Work request: For the data below, restate word for word only the lines from the line containing "Method: PBEsol GGA, VASP's" through the line containing "-0.56 | 0.80 |", both ends included.

Excerpted records:
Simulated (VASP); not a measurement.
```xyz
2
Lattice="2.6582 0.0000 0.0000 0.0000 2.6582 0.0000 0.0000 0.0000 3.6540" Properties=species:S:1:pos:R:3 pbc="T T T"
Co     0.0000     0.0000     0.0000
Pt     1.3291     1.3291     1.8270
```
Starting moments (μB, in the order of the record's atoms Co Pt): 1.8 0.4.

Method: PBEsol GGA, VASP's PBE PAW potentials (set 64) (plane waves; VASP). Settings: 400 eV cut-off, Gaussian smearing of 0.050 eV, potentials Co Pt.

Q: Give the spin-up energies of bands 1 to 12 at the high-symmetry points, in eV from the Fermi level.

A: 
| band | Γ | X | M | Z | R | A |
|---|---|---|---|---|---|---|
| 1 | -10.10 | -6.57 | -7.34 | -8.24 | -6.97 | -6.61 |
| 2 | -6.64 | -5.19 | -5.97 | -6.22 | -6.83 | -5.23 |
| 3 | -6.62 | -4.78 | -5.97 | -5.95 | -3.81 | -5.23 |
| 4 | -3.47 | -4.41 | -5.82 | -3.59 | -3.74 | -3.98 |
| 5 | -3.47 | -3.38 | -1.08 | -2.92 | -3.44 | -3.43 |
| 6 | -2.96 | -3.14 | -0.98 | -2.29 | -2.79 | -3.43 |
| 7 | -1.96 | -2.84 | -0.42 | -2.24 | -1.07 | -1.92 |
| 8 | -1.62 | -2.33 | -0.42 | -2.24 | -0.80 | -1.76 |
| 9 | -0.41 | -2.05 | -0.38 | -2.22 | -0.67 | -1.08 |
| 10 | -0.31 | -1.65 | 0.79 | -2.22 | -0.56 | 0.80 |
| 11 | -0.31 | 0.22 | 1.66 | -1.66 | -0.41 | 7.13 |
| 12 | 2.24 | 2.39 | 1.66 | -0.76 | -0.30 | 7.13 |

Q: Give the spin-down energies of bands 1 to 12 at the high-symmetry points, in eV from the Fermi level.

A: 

Task answer:
Method: PBEsol GGA, VASP's PBE PAW potentials (set 64) (plane waves; VASP). Settings: 400 eV cut-off, Gaussian smearing of 0.050 eV, potentials Co Pt.

Q: Give the spin-up energies of bands 1 to 12 at the high-symmetry points, in eV from the Fermi level.

A: 
| band | Γ | X | M | Z | R | A |
|---|---|---|---|---|---|---|
| 1 | -10.10 | -6.57 | -7.34 | -8.24 | -6.97 | -6.61 |
| 2 | -6.64 | -5.19 | -5.97 | -6.22 | -6.83 | -5.23 |
| 3 | -6.62 | -4.78 | -5.97 | -5.95 | -3.81 | -5.23 |
| 4 | -3.47 | -4.41 | -5.82 | -3.59 | -3.74 | -3.98 |
| 5 | -3.47 | -3.38 | -1.08 | -2.92 | -3.44 | -3.43 |
| 6 | -2.96 | -3.14 | -0.98 | -2.29 | -2.79 | -3.43 |
| 7 | -1.96 | -2.84 | -0.42 | -2.24 | -1.07 | -1.92 |
| 8 | -1.62 | -2.33 | -0.42 | -2.24 | -0.80 | -1.76 |
| 9 | -0.41 | -2.05 | -0.38 | -2.22 | -0.67 | -1.08 |
| 10 | -0.31 | -1.65 | 0.79 | -2.22 | -0.56 | 0.80 |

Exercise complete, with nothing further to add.